• _Data_
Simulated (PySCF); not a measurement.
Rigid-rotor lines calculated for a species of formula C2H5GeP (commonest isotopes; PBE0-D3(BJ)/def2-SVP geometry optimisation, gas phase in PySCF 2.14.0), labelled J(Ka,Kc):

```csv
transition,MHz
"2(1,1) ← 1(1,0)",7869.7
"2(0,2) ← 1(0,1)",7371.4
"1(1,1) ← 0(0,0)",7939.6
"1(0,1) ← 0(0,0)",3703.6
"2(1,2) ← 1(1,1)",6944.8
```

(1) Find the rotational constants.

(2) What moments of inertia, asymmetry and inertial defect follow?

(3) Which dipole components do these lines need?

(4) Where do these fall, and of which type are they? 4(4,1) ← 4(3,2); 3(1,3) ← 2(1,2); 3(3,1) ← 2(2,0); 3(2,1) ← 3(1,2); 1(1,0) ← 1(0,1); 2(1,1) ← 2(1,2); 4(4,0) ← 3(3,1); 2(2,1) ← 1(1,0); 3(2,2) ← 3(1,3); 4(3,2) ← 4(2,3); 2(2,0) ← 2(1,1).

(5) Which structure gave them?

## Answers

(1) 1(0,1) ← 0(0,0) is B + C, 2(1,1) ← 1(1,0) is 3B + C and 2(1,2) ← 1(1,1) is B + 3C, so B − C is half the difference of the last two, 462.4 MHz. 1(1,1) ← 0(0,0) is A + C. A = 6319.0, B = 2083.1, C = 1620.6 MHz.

• _Required action_
All that is needed is the material, repeated exactly.

• _Response area_
Simulated (PySCF); not a measurement.
Rigid-rotor lines calculated for a species of formula C2H5GeP (commonest isotopes; PBE0-D3(BJ)/def2-SVP geometry optimisation, gas phase in PySCF 2.14.0), labelled J(Ka,Kc):

```csv
transition,MHz
"2(1,1) ← 1(1,0)",7869.7
"2(0,2) ← 1(0,1)",7371.4
"1(1,1) ← 0(0,0)",7939.6
"1(0,1) ← 0(0,0)",3703.6
"2(1,2) ← 1(1,1)",6944.8
```

(1) Find the rotational constants.

(2) What moments of inertia, asymmetry and inertial defect follow?

(3) Which dipole components do these lines need?

(4) Where do these fall, and of which type are they? 4(4,1) ← 4(3,2); 3(1,3) ← 2(1,2); 3(3,1) ← 2(2,0); 3(2,1) ← 3(1,2); 1(1,0) ← 1(0,1); 2(1,1) ← 2(1,2); 4(4,0) ← 3(3,1); 2(2,1) ← 1(1,0); 3(2,2) ← 3(1,3); 4(3,2) ← 4(2,3); 2(2,0) ← 2(1,1).

(5) Which structure gave them?

## Answers

(1) 1(0,1) ← 0(0,0) is B + C, 2(1,1) ← 1(1,0) is 3B + C and 2(1,2) ← 1(1,1) is B + 3C, so B − C is half the difference of the last two, 462.4 MHz. 1(1,1) ← 0(0,0) is A + C. A = 6319.0, B = 2083.1, C = 1620.6 MHz.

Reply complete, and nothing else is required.